» **PROVIDED RECORDS**
-- Opening Marker --

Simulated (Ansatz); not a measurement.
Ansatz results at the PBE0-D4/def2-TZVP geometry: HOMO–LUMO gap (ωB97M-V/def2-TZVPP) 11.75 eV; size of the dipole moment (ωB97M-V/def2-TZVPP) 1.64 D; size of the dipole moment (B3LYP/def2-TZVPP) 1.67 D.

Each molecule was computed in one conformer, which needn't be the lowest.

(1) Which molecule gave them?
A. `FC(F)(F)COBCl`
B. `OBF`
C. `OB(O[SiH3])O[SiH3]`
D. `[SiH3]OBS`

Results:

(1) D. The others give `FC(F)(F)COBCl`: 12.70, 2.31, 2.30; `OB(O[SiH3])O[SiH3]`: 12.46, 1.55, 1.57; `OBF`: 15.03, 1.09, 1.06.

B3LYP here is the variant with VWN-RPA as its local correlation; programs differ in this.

-- Closing Marker --

» **ACTIVITY**
Out of the entries above, write out only the lines between the line holding "Each molecule was" and the line holding "(1) D. The others", inclusive, each exactly as given.

» **ANSWER BOX**
Each molecule was computed in one conformer, which needn't be the lowest.

(1) Which molecule gave them?
A. `FC(F)(F)COBCl`
B. `OBF`
C. `OB(O[SiH3])O[SiH3]`
D. `[SiH3]OBS`

Results:

(1) D. The others give `FC(F)(F)COBCl`: 12.70, 2.31, 2.30; `OB(O[SiH3])O[SiH3]`: 12.46, 1.55, 1.57; `OBF`: 15.03, 1.09, 1.06.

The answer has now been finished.